Activity. In the entries below, find the line with "Computed with unrestricted" and the line with "Map of the HOMO−1". Return those two lines and all lines between them, exactly.

━━ Record extracts ━━
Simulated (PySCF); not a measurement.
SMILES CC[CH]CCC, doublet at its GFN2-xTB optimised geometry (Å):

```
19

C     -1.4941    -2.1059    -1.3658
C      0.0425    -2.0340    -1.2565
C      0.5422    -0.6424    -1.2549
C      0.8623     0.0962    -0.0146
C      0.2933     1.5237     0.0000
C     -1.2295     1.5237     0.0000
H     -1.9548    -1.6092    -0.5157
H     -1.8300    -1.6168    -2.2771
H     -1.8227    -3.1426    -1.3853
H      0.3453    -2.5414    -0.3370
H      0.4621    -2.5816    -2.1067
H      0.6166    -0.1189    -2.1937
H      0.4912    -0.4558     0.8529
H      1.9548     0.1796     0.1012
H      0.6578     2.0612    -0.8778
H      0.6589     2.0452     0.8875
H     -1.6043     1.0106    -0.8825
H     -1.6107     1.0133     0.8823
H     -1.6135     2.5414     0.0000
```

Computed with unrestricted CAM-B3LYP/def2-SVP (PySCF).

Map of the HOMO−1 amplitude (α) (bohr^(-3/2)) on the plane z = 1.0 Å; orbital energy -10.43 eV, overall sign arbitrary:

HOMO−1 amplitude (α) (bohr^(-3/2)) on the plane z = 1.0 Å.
━━━

Response area.
Computed with unrestricted CAM-B3LYP/def2-SVP (PySCF).

Map of the HOMO−1 amplitude (α) (bohr^(-3/2)) on the plane z = 1.0 Å; orbital energy -10.43 eV, overall sign arbitrary:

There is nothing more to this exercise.